• WORK ORDER: Your reply must consist of the data below, reproduced character for character.

══════
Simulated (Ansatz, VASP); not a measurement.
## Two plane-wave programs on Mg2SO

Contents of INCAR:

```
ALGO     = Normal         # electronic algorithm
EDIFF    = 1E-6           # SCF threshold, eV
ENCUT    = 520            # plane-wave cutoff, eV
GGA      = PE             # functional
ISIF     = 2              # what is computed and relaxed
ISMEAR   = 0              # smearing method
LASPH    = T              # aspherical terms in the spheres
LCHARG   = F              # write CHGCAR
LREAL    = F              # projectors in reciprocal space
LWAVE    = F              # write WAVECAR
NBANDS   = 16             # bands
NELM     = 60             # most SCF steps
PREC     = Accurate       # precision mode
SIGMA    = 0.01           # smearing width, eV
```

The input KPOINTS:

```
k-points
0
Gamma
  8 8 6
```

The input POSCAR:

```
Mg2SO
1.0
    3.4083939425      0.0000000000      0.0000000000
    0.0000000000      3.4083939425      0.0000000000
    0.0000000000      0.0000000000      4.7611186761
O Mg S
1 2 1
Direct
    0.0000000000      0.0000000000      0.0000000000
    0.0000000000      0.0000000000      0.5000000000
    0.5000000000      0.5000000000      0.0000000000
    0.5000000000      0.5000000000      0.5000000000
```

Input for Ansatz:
══════

• TASK OUTPUT:
Simulated (Ansatz, VASP); not a measurement.
## Two plane-wave programs on Mg2SO

Contents of INCAR:

```
ALGO     = Normal         # electronic algorithm
EDIFF    = 1E-6           # SCF threshold, eV
ENCUT    = 520            # plane-wave cutoff, eV
GGA      = PE             # functional
ISIF     = 2              # what is computed and relaxed
ISMEAR   = 0              # smearing method
LASPH    = T              # aspherical terms in the spheres
LCHARG   = F              # write CHGCAR
LREAL    = F              # projectors in reciprocal space
LWAVE    = F              # write WAVECAR
NBANDS   = 16             # bands
NELM     = 60             # most SCF steps
PREC     = Accurate       # precision mode
SIGMA    = 0.01           # smearing width, eV
```

The input KPOINTS:

```
k-points
0
Gamma
  8 8 6
```

The input POSCAR:

```
Mg2SO
1.0
    3.4083939425      0.0000000000      0.0000000000
    0.0000000000      3.4083939425      0.0000000000
    0.0000000000      0.0000000000      4.7611186761
O Mg S
1 2 1
Direct
    0.0000000000      0.0000000000      0.0000000000
    0.0000000000      0.0000000000      0.5000000000
    0.5000000000      0.5000000000      0.0000000000
    0.5000000000      0.5000000000      0.5000000000
```

Input for Ansatz:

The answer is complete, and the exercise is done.